Each line of the data should be given again exactly.

*Material provided*:
········

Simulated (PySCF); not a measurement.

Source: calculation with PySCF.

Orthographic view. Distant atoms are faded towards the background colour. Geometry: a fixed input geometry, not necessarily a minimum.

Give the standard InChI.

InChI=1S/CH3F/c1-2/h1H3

········

*Exercise output*:
Simulated (PySCF); not a measurement.

Source: calculation with PySCF.

Orthographic view. Distant atoms are faded towards the background colour. Geometry: a fixed input geometry, not necessarily a minimum.

Give the standard InChI.

InChI=1S/CH3F/c1-2/h1H3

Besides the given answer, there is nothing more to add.